Beginning with the first line below, please repeat the material exactly, ending with the line that includes "A: (a) 7.43; (b) -21.3; (c) 9.66.".

═══ AVAILABLE DATA ═══

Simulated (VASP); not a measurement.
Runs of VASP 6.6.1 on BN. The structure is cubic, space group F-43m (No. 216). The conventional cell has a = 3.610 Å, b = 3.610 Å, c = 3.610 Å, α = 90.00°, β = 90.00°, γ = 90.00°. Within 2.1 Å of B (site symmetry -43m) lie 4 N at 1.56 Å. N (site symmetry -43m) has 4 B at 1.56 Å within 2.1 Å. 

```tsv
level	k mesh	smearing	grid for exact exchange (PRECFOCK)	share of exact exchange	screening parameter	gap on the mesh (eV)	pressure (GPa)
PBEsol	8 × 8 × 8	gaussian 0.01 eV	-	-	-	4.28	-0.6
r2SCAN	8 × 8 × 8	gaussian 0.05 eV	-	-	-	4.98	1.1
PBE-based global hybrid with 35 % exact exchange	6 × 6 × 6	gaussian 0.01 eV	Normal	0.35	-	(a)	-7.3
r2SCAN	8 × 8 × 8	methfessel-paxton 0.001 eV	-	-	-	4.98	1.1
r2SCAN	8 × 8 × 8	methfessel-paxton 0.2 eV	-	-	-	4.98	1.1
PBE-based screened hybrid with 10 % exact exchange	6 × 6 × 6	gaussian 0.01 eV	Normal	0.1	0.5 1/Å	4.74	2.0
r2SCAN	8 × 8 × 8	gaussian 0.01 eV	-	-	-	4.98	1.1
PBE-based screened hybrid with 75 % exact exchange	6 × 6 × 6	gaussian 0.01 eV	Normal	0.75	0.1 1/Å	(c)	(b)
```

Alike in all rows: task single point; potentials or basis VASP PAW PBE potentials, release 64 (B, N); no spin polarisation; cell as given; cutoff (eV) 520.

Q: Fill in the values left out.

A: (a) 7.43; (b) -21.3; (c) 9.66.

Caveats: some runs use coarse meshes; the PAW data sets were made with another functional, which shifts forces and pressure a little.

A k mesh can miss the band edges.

═══

- **WRITTEN RESPONSE**:
Simulated (VASP); not a measurement.
Runs of VASP 6.6.1 on BN. The structure is cubic, space group F-43m (No. 216). The conventional cell has a = 3.610 Å, b = 3.610 Å, c = 3.610 Å, α = 90.00°, β = 90.00°, γ = 90.00°. Within 2.1 Å of B (site symmetry -43m) lie 4 N at 1.56 Å. N (site symmetry -43m) has 4 B at 1.56 Å within 2.1 Å. 

```tsv
level	k mesh	smearing	grid for exact exchange (PRECFOCK)	share of exact exchange	screening parameter	gap on the mesh (eV)	pressure (GPa)
PBEsol	8 × 8 × 8	gaussian 0.01 eV	-	-	-	4.28	-0.6
r2SCAN	8 × 8 × 8	gaussian 0.05 eV	-	-	-	4.98	1.1
PBE-based global hybrid with 35 % exact exchange	6 × 6 × 6	gaussian 0.01 eV	Normal	0.35	-	(a)	-7.3
r2SCAN	8 × 8 × 8	methfessel-paxton 0.001 eV	-	-	-	4.98	1.1
r2SCAN	8 × 8 × 8	methfessel-paxton 0.2 eV	-	-	-	4.98	1.1
PBE-based screened hybrid with 10 % exact exchange	6 × 6 × 6	gaussian 0.01 eV	Normal	0.1	0.5 1/Å	4.74	2.0
r2SCAN	8 × 8 × 8	gaussian 0.01 eV	-	-	-	4.98	1.1
PBE-based screened hybrid with 75 % exact exchange	6 × 6 × 6	gaussian 0.01 eV	Normal	0.75	0.1 1/Å	(c)	(b)
```

Alike in all rows: task single point; potentials or basis VASP PAW PBE potentials, release 64 (B, N); no spin polarisation; cell as given; cutoff (eV) 520.

Q: Fill in the values left out.

A: (a) 7.43; (b) -21.3; (c) 9.66.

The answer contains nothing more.